* **Provided data**:
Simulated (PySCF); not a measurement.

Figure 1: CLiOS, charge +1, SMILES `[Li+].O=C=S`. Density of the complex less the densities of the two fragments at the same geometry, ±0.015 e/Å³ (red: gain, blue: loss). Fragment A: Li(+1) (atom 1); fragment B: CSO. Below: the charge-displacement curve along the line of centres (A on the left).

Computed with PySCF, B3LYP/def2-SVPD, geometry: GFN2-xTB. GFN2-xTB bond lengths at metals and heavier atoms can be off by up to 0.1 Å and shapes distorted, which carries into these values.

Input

* **Exercise**: Repeat exactly the lines that run from the opening of the listing through the line holding "Computed with PySCF, B3LYP/def2-SVPD, geometry: GFN2-xTB.". Leave out everything else.

* **Written answer**:
Simulated (PySCF); not a measurement.

Figure 1: CLiOS, charge +1, SMILES `[Li+].O=C=S`. Density of the complex less the densities of the two fragments at the same geometry, ±0.015 e/Å³ (red: gain, blue: loss). Fragment A: Li(+1) (atom 1); fragment B: CSO. Below: the charge-displacement curve along the line of centres (A on the left).

Computed with PySCF, B3LYP/def2-SVPD, geometry: GFN2-xTB. GFN2-xTB bond lengths at metals and heavier atoms can be off by up to 0.1 Å and shapes distorted, which carries into these values.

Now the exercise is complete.